_REQUIRED ACTION:_
Whatever the records say, give every one of them again exactly.

_INFORMATION GIVEN:_
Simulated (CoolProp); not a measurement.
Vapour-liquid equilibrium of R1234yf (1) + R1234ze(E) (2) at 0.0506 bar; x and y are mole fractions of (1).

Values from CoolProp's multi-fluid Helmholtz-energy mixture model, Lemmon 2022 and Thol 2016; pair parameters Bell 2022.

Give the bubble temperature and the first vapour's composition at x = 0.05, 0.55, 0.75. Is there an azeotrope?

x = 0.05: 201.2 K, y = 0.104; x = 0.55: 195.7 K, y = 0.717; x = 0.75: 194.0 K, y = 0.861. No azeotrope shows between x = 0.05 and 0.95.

_YOUR SOLUTION:_
Simulated (CoolProp); not a measurement.
Vapour-liquid equilibrium of R1234yf (1) + R1234ze(E) (2) at 0.0506 bar; x and y are mole fractions of (1).

Values from CoolProp's multi-fluid Helmholtz-energy mixture model, Lemmon 2022 and Thol 2016; pair parameters Bell 2022.

Give the bubble temperature and the first vapour's composition at x = 0.05, 0.55, 0.75. Is there an azeotrope?

x = 0.05: 201.2 K, y = 0.104; x = 0.55: 195.7 K, y = 0.717; x = 0.75: 194.0 K, y = 0.861. No azeotrope shows between x = 0.05 and 0.95.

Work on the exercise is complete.